> **Entries shown**:
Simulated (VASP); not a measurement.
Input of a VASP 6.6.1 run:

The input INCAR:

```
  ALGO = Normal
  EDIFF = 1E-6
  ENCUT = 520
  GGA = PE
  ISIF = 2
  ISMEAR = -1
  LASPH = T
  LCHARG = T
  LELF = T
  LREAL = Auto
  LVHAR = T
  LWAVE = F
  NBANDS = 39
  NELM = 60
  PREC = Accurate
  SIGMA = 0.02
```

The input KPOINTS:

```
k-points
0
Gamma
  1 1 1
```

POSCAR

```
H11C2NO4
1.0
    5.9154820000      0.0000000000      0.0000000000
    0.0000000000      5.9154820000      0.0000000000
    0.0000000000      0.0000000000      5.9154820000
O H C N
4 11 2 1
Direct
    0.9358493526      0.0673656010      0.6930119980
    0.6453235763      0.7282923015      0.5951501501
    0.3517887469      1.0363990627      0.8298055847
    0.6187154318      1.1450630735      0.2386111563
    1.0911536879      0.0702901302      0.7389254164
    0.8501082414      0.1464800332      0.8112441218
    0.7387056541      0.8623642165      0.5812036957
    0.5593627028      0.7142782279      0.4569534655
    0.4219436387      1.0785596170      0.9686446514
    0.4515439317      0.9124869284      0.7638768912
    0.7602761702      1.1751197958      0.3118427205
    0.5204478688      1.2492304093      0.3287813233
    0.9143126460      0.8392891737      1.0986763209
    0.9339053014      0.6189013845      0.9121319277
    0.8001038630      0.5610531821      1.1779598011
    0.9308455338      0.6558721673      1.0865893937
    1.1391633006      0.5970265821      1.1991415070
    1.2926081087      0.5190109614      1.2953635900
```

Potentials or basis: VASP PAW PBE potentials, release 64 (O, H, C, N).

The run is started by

> **Assigned task**:
Reproduce all the records, exactly and in full.

> **Your solution**:
Simulated (VASP); not a measurement.
Input of a VASP 6.6.1 run:

The input INCAR:

```
  ALGO = Normal
  EDIFF = 1E-6
  ENCUT = 520
  GGA = PE
  ISIF = 2
  ISMEAR = -1
  LASPH = T
  LCHARG = T
  LELF = T
  LREAL = Auto
  LVHAR = T
  LWAVE = F
  NBANDS = 39
  NELM = 60
  PREC = Accurate
  SIGMA = 0.02
```

The input KPOINTS:

```
k-points
0
Gamma
  1 1 1
```

POSCAR

```
H11C2NO4
1.0
    5.9154820000      0.0000000000      0.0000000000
    0.0000000000      5.9154820000      0.0000000000
    0.0000000000      0.0000000000      5.9154820000
O H C N
4 11 2 1
Direct
    0.9358493526      0.0673656010      0.6930119980
    0.6453235763      0.7282923015      0.5951501501
    0.3517887469      1.0363990627      0.8298055847
    0.6187154318      1.1450630735      0.2386111563
    1.0911536879      0.0702901302      0.7389254164
    0.8501082414      0.1464800332      0.8112441218
    0.7387056541      0.8623642165      0.5812036957
    0.5593627028      0.7142782279      0.4569534655
    0.4219436387      1.0785596170      0.9686446514
    0.4515439317      0.9124869284      0.7638768912
    0.7602761702      1.1751197958      0.3118427205
    0.5204478688      1.2492304093      0.3287813233
    0.9143126460      0.8392891737      1.0986763209
    0.9339053014      0.6189013845      0.9121319277
    0.8001038630      0.5610531821      1.1779598011
    0.9308455338      0.6558721673      1.0865893937
    1.1391633006      0.5970265821      1.1991415070
    1.2926081087      0.5190109614      1.2953635900
```

Potentials or basis: VASP PAW PBE potentials, release 64 (O, H, C, N).

The run is started by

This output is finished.